### Excerpted data ###
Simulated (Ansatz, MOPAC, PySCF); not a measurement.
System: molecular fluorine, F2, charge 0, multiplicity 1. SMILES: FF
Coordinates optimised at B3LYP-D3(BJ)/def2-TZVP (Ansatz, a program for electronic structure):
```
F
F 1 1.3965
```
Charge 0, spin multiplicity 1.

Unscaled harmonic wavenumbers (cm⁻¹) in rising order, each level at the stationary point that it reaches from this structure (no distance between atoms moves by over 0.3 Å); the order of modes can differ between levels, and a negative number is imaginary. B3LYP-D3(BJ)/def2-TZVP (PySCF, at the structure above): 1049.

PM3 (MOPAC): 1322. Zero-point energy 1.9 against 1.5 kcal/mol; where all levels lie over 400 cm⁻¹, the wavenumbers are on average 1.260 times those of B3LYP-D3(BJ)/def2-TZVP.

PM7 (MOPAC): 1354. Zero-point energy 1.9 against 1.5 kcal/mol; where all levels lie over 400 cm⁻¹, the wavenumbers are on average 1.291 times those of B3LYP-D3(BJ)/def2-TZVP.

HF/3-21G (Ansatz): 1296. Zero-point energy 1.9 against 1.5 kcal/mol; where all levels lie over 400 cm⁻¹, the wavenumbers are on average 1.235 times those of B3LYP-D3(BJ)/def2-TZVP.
###

Task item: Every record must be transcribed exactly, with no line skipped.

Response:
Simulated (Ansatz, MOPAC, PySCF); not a measurement.
System: molecular fluorine, F2, charge 0, multiplicity 1. SMILES: FF
Coordinates optimised at B3LYP-D3(BJ)/def2-TZVP (Ansatz, a program for electronic structure):
```
F
F 1 1.3965
```
Charge 0, spin multiplicity 1.

Unscaled harmonic wavenumbers (cm⁻¹) in rising order, each level at the stationary point that it reaches from this structure (no distance between atoms moves by over 0.3 Å); the order of modes can differ between levels, and a negative number is imaginary. B3LYP-D3(BJ)/def2-TZVP (PySCF, at the structure above): 1049.

PM3 (MOPAC): 1322. Zero-point energy 1.9 against 1.5 kcal/mol; where all levels lie over 400 cm⁻¹, the wavenumbers are on average 1.260 times those of B3LYP-D3(BJ)/def2-TZVP.

PM7 (MOPAC): 1354. Zero-point energy 1.9 against 1.5 kcal/mol; where all levels lie over 400 cm⁻¹, the wavenumbers are on average 1.291 times those of B3LYP-D3(BJ)/def2-TZVP.

HF/3-21G (Ansatz): 1296. Zero-point energy 1.9 against 1.5 kcal/mol; where all levels lie over 400 cm⁻¹, the wavenumbers are on average 1.235 times those of B3LYP-D3(BJ)/def2-TZVP.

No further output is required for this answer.